·····

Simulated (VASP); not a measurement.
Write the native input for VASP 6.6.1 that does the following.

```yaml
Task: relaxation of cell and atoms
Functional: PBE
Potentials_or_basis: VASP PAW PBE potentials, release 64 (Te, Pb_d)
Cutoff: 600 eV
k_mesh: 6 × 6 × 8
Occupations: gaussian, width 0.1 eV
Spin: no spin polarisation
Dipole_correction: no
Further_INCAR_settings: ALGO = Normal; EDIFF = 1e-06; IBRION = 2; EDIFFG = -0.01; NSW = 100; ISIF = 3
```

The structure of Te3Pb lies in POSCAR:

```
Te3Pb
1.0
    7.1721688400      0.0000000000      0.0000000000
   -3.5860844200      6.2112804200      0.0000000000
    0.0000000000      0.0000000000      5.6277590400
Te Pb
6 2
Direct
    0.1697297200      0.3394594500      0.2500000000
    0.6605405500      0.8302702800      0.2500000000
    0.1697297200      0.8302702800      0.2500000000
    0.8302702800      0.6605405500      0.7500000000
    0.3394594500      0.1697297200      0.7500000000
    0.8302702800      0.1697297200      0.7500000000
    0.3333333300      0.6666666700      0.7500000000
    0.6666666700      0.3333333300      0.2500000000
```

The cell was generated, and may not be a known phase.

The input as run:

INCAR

·····

Reproduce every line of the data so that nothing differs from the original.

Simulated (VASP); not a measurement.
Write the native input for VASP 6.6.1 that does the following.

```yaml
Task: relaxation of cell and atoms
Functional: PBE
Potentials_or_basis: VASP PAW PBE potentials, release 64 (Te, Pb_d)
Cutoff: 600 eV
k_mesh: 6 × 6 × 8
Occupations: gaussian, width 0.1 eV
Spin: no spin polarisation
Dipole_correction: no
Further_INCAR_settings: ALGO = Normal; EDIFF = 1e-06; IBRION = 2; EDIFFG = -0.01; NSW = 100; ISIF = 3
```

The structure of Te3Pb lies in POSCAR:

```
Te3Pb
1.0
    7.1721688400      0.0000000000      0.0000000000
   -3.5860844200      6.2112804200      0.0000000000
    0.0000000000      0.0000000000      5.6277590400
Te Pb
6 2
Direct
    0.1697297200      0.3394594500      0.2500000000
    0.6605405500      0.8302702800      0.2500000000
    0.1697297200      0.8302702800      0.2500000000
    0.8302702800      0.6605405500      0.7500000000
    0.3394594500      0.1697297200      0.7500000000
    0.8302702800      0.1697297200      0.7500000000
    0.3333333300      0.6666666700      0.7500000000
    0.6666666700      0.3333333300      0.2500000000
```

The cell was generated, and may not be a known phase.

The input as run:

INCAR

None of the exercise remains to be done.